§ Record extracts
● ● ●
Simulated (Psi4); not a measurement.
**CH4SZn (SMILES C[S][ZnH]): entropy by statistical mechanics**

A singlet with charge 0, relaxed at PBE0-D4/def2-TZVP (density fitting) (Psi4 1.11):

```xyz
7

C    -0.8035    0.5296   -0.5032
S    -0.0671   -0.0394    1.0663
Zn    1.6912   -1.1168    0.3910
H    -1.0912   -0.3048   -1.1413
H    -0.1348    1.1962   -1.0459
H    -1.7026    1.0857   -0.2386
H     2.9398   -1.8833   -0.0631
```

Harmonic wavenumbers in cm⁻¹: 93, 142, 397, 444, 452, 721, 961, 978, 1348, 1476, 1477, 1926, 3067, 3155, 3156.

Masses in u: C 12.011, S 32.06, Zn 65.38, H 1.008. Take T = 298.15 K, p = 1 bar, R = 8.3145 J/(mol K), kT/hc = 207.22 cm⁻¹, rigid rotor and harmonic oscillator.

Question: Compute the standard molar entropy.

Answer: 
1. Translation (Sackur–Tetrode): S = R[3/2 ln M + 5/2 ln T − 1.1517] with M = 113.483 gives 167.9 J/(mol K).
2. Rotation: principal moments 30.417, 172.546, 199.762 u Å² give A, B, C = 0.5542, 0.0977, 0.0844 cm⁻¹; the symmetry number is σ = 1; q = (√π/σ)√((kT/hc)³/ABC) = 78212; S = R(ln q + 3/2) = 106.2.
● ● ●

§ Work item
Each line between the start of the listing above and the line containing "1. Translation (Sackur–Tetrode): S", with both ends counted, is to be set down unchanged.

§ Written response
Simulated (Psi4); not a measurement.
**CH4SZn (SMILES C[S][ZnH]): entropy by statistical mechanics**

A singlet with charge 0, relaxed at PBE0-D4/def2-TZVP (density fitting) (Psi4 1.11):

```xyz
7

C    -0.8035    0.5296   -0.5032
S    -0.0671   -0.0394    1.0663
Zn    1.6912   -1.1168    0.3910
H    -1.0912   -0.3048   -1.1413
H    -0.1348    1.1962   -1.0459
H    -1.7026    1.0857   -0.2386
H     2.9398   -1.8833   -0.0631
```

Harmonic wavenumbers in cm⁻¹: 93, 142, 397, 444, 452, 721, 961, 978, 1348, 1476, 1477, 1926, 3067, 3155, 3156.

Masses in u: C 12.011, S 32.06, Zn 65.38, H 1.008. Take T = 298.15 K, p = 1 bar, R = 8.3145 J/(mol K), kT/hc = 207.22 cm⁻¹, rigid rotor and harmonic oscillator.

Question: Compute the standard molar entropy.

Answer: 
1. Translation (Sackur–Tetrode): S = R[3/2 ln M + 5/2 ln T − 1.1517] with M = 113.483 gives 167.9 J/(mol K).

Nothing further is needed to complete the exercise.